Action item -
The answer should consist of all the entries, repeated word for word.

____________________

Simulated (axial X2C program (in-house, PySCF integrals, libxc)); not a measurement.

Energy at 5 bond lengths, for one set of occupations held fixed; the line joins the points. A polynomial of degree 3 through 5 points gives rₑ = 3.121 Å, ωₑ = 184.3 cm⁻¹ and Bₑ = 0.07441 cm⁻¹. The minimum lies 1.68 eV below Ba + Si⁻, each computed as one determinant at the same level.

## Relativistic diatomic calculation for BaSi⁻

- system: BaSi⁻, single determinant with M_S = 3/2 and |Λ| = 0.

____________________

Expected answer -
Simulated (axial X2C program (in-house, PySCF integrals, libxc)); not a measurement.

Energy at 5 bond lengths, for one set of occupations held fixed; the line joins the points. A polynomial of degree 3 through 5 points gives rₑ = 3.121 Å, ωₑ = 184.3 cm⁻¹ and Bₑ = 0.07441 cm⁻¹. The minimum lies 1.68 eV below Ba + Si⁻, each computed as one determinant at the same level.

## Relativistic diatomic calculation for BaSi⁻

- system: BaSi⁻, single determinant with M_S = 3/2 and |Λ| = 0.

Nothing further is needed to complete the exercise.